# [Supplied material]
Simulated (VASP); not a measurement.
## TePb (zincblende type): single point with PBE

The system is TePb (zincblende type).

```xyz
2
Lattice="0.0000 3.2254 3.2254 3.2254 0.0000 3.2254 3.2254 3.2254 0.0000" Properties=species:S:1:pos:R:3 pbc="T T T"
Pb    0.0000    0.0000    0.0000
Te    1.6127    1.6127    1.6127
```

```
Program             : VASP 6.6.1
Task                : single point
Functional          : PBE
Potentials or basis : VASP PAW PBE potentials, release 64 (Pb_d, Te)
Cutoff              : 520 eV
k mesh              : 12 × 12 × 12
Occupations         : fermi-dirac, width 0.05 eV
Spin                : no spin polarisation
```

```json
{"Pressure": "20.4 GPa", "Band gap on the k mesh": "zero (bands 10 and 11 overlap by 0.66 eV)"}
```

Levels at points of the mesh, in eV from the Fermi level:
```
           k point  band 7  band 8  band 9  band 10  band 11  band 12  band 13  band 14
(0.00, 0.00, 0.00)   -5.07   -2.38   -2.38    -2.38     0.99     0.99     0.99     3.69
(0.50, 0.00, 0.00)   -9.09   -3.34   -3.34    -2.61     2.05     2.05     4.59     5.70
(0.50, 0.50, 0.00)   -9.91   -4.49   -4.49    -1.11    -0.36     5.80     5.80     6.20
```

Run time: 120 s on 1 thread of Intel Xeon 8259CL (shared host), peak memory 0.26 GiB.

# [Work order]
Print out the whole of the material above exactly.

# [Exercise result]
Simulated (VASP); not a measurement.
## TePb (zincblende type): single point with PBE

The system is TePb (zincblende type).

```xyz
2
Lattice="0.0000 3.2254 3.2254 3.2254 0.0000 3.2254 3.2254 3.2254 0.0000" Properties=species:S:1:pos:R:3 pbc="T T T"
Pb    0.0000    0.0000    0.0000
Te    1.6127    1.6127    1.6127
```

```
Program             : VASP 6.6.1
Task                : single point
Functional          : PBE
Potentials or basis : VASP PAW PBE potentials, release 64 (Pb_d, Te)
Cutoff              : 520 eV
k mesh              : 12 × 12 × 12
Occupations         : fermi-dirac, width 0.05 eV
Spin                : no spin polarisation
```

```json
{"Pressure": "20.4 GPa", "Band gap on the k mesh": "zero (bands 10 and 11 overlap by 0.66 eV)"}
```

Levels at points of the mesh, in eV from the Fermi level:
```
           k point  band 7  band 8  band 9  band 10  band 11  band 12  band 13  band 14
(0.00, 0.00, 0.00)   -5.07   -2.38   -2.38    -2.38     0.99     0.99     0.99     3.69
(0.50, 0.00, 0.00)   -9.09   -3.34   -3.34    -2.61     2.05     2.05     4.59     5.70
(0.50, 0.50, 0.00)   -9.91   -4.49   -4.49    -1.11    -0.36     5.80     5.80     6.20
```

Run time: 120 s on 1 thread of Intel Xeon 8259CL (shared host), peak memory 0.26 GiB.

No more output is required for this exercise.